#### [Work request]
Return the data that follows, keeping every word and mark unchanged.

#### [Source information]
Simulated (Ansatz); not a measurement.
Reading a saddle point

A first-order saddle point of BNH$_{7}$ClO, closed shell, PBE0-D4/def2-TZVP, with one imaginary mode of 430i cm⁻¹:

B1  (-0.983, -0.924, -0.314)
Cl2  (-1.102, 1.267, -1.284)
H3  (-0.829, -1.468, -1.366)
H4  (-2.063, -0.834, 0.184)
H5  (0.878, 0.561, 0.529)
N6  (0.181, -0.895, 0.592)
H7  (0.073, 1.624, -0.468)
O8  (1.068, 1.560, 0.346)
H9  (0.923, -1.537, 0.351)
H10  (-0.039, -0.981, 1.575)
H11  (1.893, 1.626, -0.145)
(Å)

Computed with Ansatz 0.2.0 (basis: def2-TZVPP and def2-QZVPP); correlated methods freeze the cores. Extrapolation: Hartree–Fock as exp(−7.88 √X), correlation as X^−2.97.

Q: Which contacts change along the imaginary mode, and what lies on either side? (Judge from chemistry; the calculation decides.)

#### [Answer box]
Simulated (Ansatz); not a measurement.
Reading a saddle point

A first-order saddle point of BNH$_{7}$ClO, closed shell, PBE0-D4/def2-TZVP, with one imaginary mode of 430i cm⁻¹:

B1  (-0.983, -0.924, -0.314)
Cl2  (-1.102, 1.267, -1.284)
H3  (-0.829, -1.468, -1.366)
H4  (-2.063, -0.834, 0.184)
H5  (0.878, 0.561, 0.529)
N6  (0.181, -0.895, 0.592)
H7  (0.073, 1.624, -0.468)
O8  (1.068, 1.560, 0.346)
H9  (0.923, -1.537, 0.351)
H10  (-0.039, -0.981, 1.575)
H11  (1.893, 1.626, -0.145)
(Å)

Computed with Ansatz 0.2.0 (basis: def2-TZVPP and def2-QZVPP); correlated methods freeze the cores. Extrapolation: Hartree–Fock as exp(−7.88 √X), correlation as X^−2.97.

Q: Which contacts change along the imaginary mode, and what lies on either side? (Judge from chemistry; the calculation decides.)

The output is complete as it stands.